* * * * *

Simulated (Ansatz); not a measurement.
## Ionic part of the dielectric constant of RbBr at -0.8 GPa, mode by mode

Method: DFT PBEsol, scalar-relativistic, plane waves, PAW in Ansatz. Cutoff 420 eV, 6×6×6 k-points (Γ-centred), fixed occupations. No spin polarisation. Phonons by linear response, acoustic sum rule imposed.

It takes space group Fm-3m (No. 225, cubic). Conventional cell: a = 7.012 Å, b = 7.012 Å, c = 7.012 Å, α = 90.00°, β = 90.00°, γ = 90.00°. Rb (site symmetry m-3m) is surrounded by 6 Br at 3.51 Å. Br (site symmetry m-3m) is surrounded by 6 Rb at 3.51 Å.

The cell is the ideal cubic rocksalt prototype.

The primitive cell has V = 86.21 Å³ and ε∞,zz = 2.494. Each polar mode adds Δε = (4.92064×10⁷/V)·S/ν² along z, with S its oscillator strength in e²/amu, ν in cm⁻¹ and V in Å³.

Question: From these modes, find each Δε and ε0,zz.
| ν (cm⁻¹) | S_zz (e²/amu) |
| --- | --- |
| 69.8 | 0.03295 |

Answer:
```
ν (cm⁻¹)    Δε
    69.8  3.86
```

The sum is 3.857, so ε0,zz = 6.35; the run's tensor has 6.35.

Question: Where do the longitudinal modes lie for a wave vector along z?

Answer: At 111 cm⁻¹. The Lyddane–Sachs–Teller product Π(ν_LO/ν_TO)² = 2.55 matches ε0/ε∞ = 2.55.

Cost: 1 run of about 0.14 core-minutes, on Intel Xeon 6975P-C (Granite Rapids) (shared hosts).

* * * * *

## Exercise
Retype, exactly as written, everything from the first line of the data above through the line containing "## Ionic part". Nothing else should appear.

## Response area
Simulated (Ansatz); not a measurement.
## Ionic part of the dielectric constant of RbBr at -0.8 GPa, mode by mode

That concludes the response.